Output the listing below verbatim, from its first line to its last.

=== Begin Enclosure ===

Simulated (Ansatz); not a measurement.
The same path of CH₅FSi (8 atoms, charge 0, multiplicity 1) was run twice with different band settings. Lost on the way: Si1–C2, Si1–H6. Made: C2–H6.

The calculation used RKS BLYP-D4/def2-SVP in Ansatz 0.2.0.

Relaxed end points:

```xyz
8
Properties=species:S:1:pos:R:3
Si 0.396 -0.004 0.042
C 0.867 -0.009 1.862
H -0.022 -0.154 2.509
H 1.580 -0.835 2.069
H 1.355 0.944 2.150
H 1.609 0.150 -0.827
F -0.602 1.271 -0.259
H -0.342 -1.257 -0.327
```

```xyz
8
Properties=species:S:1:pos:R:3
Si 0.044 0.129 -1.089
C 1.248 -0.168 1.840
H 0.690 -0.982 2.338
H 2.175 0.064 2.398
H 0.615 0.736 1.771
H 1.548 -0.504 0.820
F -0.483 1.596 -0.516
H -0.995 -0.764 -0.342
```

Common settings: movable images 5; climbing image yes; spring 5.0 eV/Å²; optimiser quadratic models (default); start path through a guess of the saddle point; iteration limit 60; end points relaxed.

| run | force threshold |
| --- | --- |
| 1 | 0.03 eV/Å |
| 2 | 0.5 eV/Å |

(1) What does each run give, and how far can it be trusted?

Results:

=== End Enclosure ===

■ **Task answer**
Simulated (Ansatz); not a measurement.
The same path of CH₅FSi (8 atoms, charge 0, multiplicity 1) was run twice with different band settings. Lost on the way: Si1–C2, Si1–H6. Made: C2–H6.

The calculation used RKS BLYP-D4/def2-SVP in Ansatz 0.2.0.

Relaxed end points:

```xyz
8
Properties=species:S:1:pos:R:3
Si 0.396 -0.004 0.042
C 0.867 -0.009 1.862
H -0.022 -0.154 2.509
H 1.580 -0.835 2.069
H 1.355 0.944 2.150
H 1.609 0.150 -0.827
F -0.602 1.271 -0.259
H -0.342 -1.257 -0.327
```

```xyz
8
Properties=species:S:1:pos:R:3
Si 0.044 0.129 -1.089
C 1.248 -0.168 1.840
H 0.690 -0.982 2.338
H 2.175 0.064 2.398
H 0.615 0.736 1.771
H 1.548 -0.504 0.820
F -0.483 1.596 -0.516
H -0.995 -0.764 -0.342
```

Common settings: movable images 5; climbing image yes; spring 5.0 eV/Å²; optimiser quadratic models (default); start path through a guess of the saddle point; iteration limit 60; end points relaxed.

| run | force threshold |
| --- | --- |
| 1 | 0.03 eV/Å |
| 2 | 0.5 eV/Å |

(1) What does each run give, and how far can it be trusted?

Results:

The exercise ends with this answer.